-- Task item --
Reproduce the data in its entirety, exactly as supplied.

-- Provided information --
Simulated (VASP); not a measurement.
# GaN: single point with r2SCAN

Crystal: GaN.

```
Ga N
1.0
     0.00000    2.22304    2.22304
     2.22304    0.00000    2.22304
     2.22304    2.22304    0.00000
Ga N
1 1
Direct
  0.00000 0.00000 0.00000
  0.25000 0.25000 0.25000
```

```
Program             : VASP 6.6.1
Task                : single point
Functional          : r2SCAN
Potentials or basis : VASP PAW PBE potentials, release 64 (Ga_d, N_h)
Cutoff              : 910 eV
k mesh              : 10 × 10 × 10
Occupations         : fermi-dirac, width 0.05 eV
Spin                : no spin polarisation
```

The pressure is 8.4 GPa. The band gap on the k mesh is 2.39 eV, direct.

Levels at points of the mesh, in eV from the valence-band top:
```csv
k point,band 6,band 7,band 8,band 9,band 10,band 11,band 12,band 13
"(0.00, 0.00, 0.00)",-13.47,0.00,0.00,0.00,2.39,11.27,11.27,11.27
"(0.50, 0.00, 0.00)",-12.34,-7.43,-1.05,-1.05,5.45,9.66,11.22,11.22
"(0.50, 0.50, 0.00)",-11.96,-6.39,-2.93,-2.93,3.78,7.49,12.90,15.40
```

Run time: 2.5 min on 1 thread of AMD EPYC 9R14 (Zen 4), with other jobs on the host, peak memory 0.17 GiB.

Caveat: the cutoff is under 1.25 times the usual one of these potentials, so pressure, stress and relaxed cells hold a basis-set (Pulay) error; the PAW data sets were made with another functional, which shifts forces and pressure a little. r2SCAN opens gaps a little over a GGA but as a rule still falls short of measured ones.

-- Response area --
Simulated (VASP); not a measurement.
# GaN: single point with r2SCAN

Crystal: GaN.

```
Ga N
1.0
     0.00000    2.22304    2.22304
     2.22304    0.00000    2.22304
     2.22304    2.22304    0.00000
Ga N
1 1
Direct
  0.00000 0.00000 0.00000
  0.25000 0.25000 0.25000
```

```
Program             : VASP 6.6.1
Task                : single point
Functional          : r2SCAN
Potentials or basis : VASP PAW PBE potentials, release 64 (Ga_d, N_h)
Cutoff              : 910 eV
k mesh              : 10 × 10 × 10
Occupations         : fermi-dirac, width 0.05 eV
Spin                : no spin polarisation
```

The pressure is 8.4 GPa. The band gap on the k mesh is 2.39 eV, direct.

Levels at points of the mesh, in eV from the valence-band top:
```csv
k point,band 6,band 7,band 8,band 9,band 10,band 11,band 12,band 13
"(0.00, 0.00, 0.00)",-13.47,0.00,0.00,0.00,2.39,11.27,11.27,11.27
"(0.50, 0.00, 0.00)",-12.34,-7.43,-1.05,-1.05,5.45,9.66,11.22,11.22
"(0.50, 0.50, 0.00)",-11.96,-6.39,-2.93,-2.93,3.78,7.49,12.90,15.40
```

Run time: 2.5 min on 1 thread of AMD EPYC 9R14 (Zen 4), with other jobs on the host, peak memory 0.17 GiB.

Caveat: the cutoff is under 1.25 times the usual one of these potentials, so pressure, stress and relaxed cells hold a basis-set (Pulay) error; the PAW data sets were made with another functional, which shifts forces and pressure a little. r2SCAN opens gaps a little over a GGA but as a rule still falls short of measured ones.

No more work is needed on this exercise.